++++ DATA TO EXAMINE ++++

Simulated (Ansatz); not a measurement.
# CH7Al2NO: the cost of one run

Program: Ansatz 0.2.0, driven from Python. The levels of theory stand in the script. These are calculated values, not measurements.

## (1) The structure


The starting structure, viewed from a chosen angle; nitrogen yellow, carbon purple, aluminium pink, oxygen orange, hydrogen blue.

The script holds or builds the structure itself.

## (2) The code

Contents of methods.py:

++++

• WORK REQUEST: Retype only this range exactly: the first line of the data through the line where "## (2) The code" appears.

• REPLY:
Simulated (Ansatz); not a measurement.
# CH7Al2NO: the cost of one run

Program: Ansatz 0.2.0, driven from Python. The levels of theory stand in the script. These are calculated values, not measurements.

## (1) The structure


The starting structure, viewed from a chosen angle; nitrogen yellow, carbon purple, aluminium pink, oxygen orange, hydrogen blue.

The script holds or builds the structure itself.

## (2) The code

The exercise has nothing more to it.